Segment Open
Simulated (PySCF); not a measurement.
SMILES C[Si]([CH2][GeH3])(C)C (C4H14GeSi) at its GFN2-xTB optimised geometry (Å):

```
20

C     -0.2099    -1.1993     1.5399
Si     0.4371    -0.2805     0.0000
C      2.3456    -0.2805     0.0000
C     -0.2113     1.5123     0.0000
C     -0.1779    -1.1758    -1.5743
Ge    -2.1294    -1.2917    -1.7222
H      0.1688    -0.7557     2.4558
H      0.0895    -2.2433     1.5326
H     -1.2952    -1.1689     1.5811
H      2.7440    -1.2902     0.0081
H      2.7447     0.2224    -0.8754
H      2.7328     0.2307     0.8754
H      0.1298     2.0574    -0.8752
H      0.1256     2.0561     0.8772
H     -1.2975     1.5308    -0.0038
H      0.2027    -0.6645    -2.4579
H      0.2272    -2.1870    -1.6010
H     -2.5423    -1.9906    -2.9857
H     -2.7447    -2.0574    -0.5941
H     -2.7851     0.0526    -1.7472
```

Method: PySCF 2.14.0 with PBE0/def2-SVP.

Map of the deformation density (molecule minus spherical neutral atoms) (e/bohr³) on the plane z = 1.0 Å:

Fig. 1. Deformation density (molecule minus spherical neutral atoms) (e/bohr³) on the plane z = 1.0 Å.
Segment Closed

## Assignment
The line containing "Method: PySCF 2.14.0 with PBE0/def2-SVP." marks the end: copy exactly every line from the top of the data above down to it, that line included.

## Answer space
Simulated (PySCF); not a measurement.
SMILES C[Si]([CH2][GeH3])(C)C (C4H14GeSi) at its GFN2-xTB optimised geometry (Å):

```
20

C     -0.2099    -1.1993     1.5399
Si     0.4371    -0.2805     0.0000
C      2.3456    -0.2805     0.0000
C     -0.2113     1.5123     0.0000
C     -0.1779    -1.1758    -1.5743
Ge    -2.1294    -1.2917    -1.7222
H      0.1688    -0.7557     2.4558
H      0.0895    -2.2433     1.5326
H     -1.2952    -1.1689     1.5811
H      2.7440    -1.2902     0.0081
H      2.7447     0.2224    -0.8754
H      2.7328     0.2307     0.8754
H      0.1298     2.0574    -0.8752
H      0.1256     2.0561     0.8772
H     -1.2975     1.5308    -0.0038
H      0.2027    -0.6645    -2.4579
H      0.2272    -2.1870    -1.6010
H     -2.5423    -1.9906    -2.9857
H     -2.7447    -2.0574    -0.5941
H     -2.7851     0.0526    -1.7472
```

Method: PySCF 2.14.0 with PBE0/def2-SVP.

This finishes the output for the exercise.